• • • •

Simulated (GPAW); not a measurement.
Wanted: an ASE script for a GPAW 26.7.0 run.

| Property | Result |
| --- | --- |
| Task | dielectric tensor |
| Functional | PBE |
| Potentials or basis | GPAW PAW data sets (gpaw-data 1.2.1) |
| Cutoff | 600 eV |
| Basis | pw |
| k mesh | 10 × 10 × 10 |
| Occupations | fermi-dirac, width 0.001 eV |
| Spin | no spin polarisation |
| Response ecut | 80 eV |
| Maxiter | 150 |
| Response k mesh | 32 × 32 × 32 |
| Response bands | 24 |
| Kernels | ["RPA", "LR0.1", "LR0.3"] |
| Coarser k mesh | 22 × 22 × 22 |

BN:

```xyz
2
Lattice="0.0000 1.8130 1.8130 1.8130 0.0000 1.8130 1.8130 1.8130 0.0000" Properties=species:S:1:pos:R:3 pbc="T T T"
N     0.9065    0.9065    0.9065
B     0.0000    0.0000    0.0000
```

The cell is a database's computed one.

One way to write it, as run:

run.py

• • • •

Assigned task: Extract, please, the lines from the start of the entries above through the one with "Cutoff | 600 eV |", both included, reproducing each exactly and adding nothing.

Exercise response:
Simulated (GPAW); not a measurement.
Wanted: an ASE script for a GPAW 26.7.0 run.

| Property | Result |
| --- | --- |
| Task | dielectric tensor |
| Functional | PBE |
| Potentials or basis | GPAW PAW data sets (gpaw-data 1.2.1) |
| Cutoff | 600 eV |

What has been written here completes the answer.